## Supplied data
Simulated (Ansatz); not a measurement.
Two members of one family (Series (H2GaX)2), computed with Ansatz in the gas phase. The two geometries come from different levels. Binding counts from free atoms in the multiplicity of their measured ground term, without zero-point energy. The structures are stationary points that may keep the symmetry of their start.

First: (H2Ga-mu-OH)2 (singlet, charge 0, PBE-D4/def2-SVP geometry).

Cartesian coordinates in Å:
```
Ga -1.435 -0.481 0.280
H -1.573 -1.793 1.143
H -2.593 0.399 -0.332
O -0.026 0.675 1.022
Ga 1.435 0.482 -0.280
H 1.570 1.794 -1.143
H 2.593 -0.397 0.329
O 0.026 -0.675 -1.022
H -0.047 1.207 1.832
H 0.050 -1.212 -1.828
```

## Work task
Would you set down, word for word, the lines from the opening of the entries above through the line with "Two members of", both included, and no others?

## Written response
Simulated (Ansatz); not a measurement.
Two members of one family (Series (H2GaX)2), computed with Ansatz in the gas phase. The two geometries come from different levels. Binding counts from free atoms in the multiplicity of their measured ground term, without zero-point energy. The structures are stationary points that may keep the symmetry of their start.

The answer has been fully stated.